**Exercise:**
Using the listing below, copy exactly the lines from the one containing "Theory: RKS PBE0-D4/def2-TZVPP" to the one containing "Question: Which sites", both lines included, and no others.

**Raw data:**
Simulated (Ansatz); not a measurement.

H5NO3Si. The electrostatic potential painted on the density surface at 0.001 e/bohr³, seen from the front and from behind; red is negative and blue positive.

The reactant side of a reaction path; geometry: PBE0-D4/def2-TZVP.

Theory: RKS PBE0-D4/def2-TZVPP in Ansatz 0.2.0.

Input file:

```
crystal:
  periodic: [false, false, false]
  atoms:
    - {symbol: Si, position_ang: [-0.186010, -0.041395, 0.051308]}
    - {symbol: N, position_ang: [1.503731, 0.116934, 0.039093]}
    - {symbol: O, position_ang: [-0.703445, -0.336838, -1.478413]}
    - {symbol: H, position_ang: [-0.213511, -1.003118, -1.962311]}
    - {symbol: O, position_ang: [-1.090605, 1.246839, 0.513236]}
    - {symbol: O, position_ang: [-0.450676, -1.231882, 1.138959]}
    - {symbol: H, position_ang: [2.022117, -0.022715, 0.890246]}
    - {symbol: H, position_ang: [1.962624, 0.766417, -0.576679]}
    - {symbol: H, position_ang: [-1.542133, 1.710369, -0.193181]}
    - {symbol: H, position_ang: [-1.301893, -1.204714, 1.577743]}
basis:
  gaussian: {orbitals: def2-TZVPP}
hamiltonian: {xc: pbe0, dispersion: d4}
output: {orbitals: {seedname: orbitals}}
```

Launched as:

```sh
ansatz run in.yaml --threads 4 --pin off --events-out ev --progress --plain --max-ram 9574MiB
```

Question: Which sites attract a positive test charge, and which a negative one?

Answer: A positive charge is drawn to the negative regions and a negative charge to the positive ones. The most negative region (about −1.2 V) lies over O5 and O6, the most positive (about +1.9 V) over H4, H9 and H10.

**Exercise result:**
Theory: RKS PBE0-D4/def2-TZVPP in Ansatz 0.2.0.

Input file:

```
crystal:
  periodic: [false, false, false]
  atoms:
    - {symbol: Si, position_ang: [-0.186010, -0.041395, 0.051308]}
    - {symbol: N, position_ang: [1.503731, 0.116934, 0.039093]}
    - {symbol: O, position_ang: [-0.703445, -0.336838, -1.478413]}
    - {symbol: H, position_ang: [-0.213511, -1.003118, -1.962311]}
    - {symbol: O, position_ang: [-1.090605, 1.246839, 0.513236]}
    - {symbol: O, position_ang: [-0.450676, -1.231882, 1.138959]}
    - {symbol: H, position_ang: [2.022117, -0.022715, 0.890246]}
    - {symbol: H, position_ang: [1.962624, 0.766417, -0.576679]}
    - {symbol: H, position_ang: [-1.542133, 1.710369, -0.193181]}
    - {symbol: H, position_ang: [-1.301893, -1.204714, 1.577743]}
basis:
  gaussian: {orbitals: def2-TZVPP}
hamiltonian: {xc: pbe0, dispersion: d4}
output: {orbitals: {seedname: orbitals}}
```

Launched as:

```sh
ansatz run in.yaml --threads 4 --pin off --events-out ev --progress --plain --max-ram 9574MiB
```

Question: Which sites attract a positive test charge, and which a negative one?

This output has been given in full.